● **Data provided**:
# # # #
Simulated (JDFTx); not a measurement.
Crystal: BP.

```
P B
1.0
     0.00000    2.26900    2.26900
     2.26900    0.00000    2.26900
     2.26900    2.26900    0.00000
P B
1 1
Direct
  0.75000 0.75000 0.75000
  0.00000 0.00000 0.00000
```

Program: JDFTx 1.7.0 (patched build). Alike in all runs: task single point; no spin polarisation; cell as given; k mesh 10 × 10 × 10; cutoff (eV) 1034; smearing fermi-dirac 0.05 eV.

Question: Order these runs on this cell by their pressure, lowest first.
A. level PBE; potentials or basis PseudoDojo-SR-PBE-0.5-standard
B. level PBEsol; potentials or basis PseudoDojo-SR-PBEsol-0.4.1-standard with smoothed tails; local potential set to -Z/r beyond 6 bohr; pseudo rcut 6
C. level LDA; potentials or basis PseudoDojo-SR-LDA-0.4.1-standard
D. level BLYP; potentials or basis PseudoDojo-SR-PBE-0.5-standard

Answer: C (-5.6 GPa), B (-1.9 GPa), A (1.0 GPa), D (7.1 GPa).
# # # #

● **Requirement**: Only the lines from the beginning of the listing through the line containing "C. level LDA;" are wanted, each restated word for word.

● **Written response**:
Simulated (JDFTx); not a measurement.
Crystal: BP.

```
P B
1.0
     0.00000    2.26900    2.26900
     2.26900    0.00000    2.26900
     2.26900    2.26900    0.00000
P B
1 1
Direct
  0.75000 0.75000 0.75000
  0.00000 0.00000 0.00000
```

Program: JDFTx 1.7.0 (patched build). Alike in all runs: task single point; no spin polarisation; cell as given; k mesh 10 × 10 × 10; cutoff (eV) 1034; smearing fermi-dirac 0.05 eV.

Question: Order these runs on this cell by their pressure, lowest first.
A. level PBE; potentials or basis PseudoDojo-SR-PBE-0.5-standard
B. level PBEsol; potentials or basis PseudoDojo-SR-PBEsol-0.4.1-standard with smoothed tails; local potential set to -Z/r beyond 6 bohr; pseudo rcut 6
C. level LDA; potentials or basis PseudoDojo-SR-LDA-0.4.1-standard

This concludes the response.